§ WORK TASK: The entries are to be output once more, word for word.

# # # #

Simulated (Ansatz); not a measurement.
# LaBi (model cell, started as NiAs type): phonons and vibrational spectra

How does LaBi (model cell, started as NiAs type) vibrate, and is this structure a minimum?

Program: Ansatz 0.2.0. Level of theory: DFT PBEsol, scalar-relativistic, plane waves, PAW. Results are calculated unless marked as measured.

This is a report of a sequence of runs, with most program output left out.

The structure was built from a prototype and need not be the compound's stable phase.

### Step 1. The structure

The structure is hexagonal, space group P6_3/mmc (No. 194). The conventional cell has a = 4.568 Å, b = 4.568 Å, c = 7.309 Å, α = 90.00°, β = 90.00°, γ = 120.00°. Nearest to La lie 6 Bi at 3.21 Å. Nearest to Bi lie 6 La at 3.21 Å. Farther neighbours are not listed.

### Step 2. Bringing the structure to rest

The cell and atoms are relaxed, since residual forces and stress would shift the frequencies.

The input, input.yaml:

# # # #

§ EXERCISE RESPONSE:
Simulated (Ansatz); not a measurement.
# LaBi (model cell, started as NiAs type): phonons and vibrational spectra

How does LaBi (model cell, started as NiAs type) vibrate, and is this structure a minimum?

Program: Ansatz 0.2.0. Level of theory: DFT PBEsol, scalar-relativistic, plane waves, PAW. Results are calculated unless marked as measured.

This is a report of a sequence of runs, with most program output left out.

The structure was built from a prototype and need not be the compound's stable phase.

### Step 1. The structure

The structure is hexagonal, space group P6_3/mmc (No. 194). The conventional cell has a = 4.568 Å, b = 4.568 Å, c = 7.309 Å, α = 90.00°, β = 90.00°, γ = 120.00°. Nearest to La lie 6 Bi at 3.21 Å. Nearest to Bi lie 6 La at 3.21 Å. Farther neighbours are not listed.

### Step 2. Bringing the structure to rest

The cell and atoms are relaxed, since residual forces and stress would shift the frequencies.

The input, input.yaml:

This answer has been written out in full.